• **Dataset records**:
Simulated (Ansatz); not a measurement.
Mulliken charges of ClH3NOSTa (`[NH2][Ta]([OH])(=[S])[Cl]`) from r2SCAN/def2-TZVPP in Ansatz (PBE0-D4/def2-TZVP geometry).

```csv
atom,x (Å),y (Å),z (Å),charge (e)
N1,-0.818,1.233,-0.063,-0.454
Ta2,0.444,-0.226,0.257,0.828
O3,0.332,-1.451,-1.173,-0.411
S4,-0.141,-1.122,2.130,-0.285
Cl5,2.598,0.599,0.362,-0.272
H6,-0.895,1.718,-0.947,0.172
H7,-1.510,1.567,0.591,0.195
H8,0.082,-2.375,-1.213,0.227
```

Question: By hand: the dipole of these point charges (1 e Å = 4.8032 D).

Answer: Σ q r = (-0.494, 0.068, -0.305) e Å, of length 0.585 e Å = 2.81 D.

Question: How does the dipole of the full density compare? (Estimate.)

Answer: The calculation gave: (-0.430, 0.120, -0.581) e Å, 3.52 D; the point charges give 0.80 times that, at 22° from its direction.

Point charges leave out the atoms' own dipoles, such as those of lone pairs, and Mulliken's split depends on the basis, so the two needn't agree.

• **Activity**: Could you return all of the data exactly as written?

• **Response area**:
Simulated (Ansatz); not a measurement.
Mulliken charges of ClH3NOSTa (`[NH2][Ta]([OH])(=[S])[Cl]`) from r2SCAN/def2-TZVPP in Ansatz (PBE0-D4/def2-TZVP geometry).

```csv
atom,x (Å),y (Å),z (Å),charge (e)
N1,-0.818,1.233,-0.063,-0.454
Ta2,0.444,-0.226,0.257,0.828
O3,0.332,-1.451,-1.173,-0.411
S4,-0.141,-1.122,2.130,-0.285
Cl5,2.598,0.599,0.362,-0.272
H6,-0.895,1.718,-0.947,0.172
H7,-1.510,1.567,0.591,0.195
H8,0.082,-2.375,-1.213,0.227
```

Question: By hand: the dipole of these point charges (1 e Å = 4.8032 D).

Answer: Σ q r = (-0.494, 0.068, -0.305) e Å, of length 0.585 e Å = 2.81 D.

Question: How does the dipole of the full density compare? (Estimate.)

Answer: The calculation gave: (-0.430, 0.120, -0.581) e Å, 3.52 D; the point charges give 0.80 times that, at 22° from its direction.

Point charges leave out the atoms' own dipoles, such as those of lone pairs, and Mulliken's split depends on the basis, so the two needn't agree.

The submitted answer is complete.